Dataset content
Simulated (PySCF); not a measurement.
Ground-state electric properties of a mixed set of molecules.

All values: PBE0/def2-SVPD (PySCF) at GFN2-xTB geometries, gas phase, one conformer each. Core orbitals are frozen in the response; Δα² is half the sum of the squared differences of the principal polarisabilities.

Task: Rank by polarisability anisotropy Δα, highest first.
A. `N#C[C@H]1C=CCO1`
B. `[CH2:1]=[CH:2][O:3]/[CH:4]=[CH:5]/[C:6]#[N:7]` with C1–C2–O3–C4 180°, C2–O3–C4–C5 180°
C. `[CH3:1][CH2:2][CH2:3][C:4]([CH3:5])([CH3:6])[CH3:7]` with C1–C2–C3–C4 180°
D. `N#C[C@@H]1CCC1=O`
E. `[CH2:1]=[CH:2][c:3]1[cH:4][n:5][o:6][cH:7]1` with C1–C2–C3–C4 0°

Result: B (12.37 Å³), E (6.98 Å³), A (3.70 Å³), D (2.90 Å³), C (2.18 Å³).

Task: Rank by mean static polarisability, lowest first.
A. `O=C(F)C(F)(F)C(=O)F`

Brief
Nothing past the line containing "180°, C2–O3–C4–C5 180°" should be restated; transcribe the material exactly from its first line through that line.

Written solution
Simulated (PySCF); not a measurement.
Ground-state electric properties of a mixed set of molecules.

All values: PBE0/def2-SVPD (PySCF) at GFN2-xTB geometries, gas phase, one conformer each. Core orbitals are frozen in the response; Δα² is half the sum of the squared differences of the principal polarisabilities.

Task: Rank by polarisability anisotropy Δα, highest first.
A. `N#C[C@H]1C=CCO1`
B. `[CH2:1]=[CH:2][O:3]/[CH:4]=[CH:5]/[C:6]#[N:7]` with C1–C2–O3–C4 180°, C2–O3–C4–C5 180°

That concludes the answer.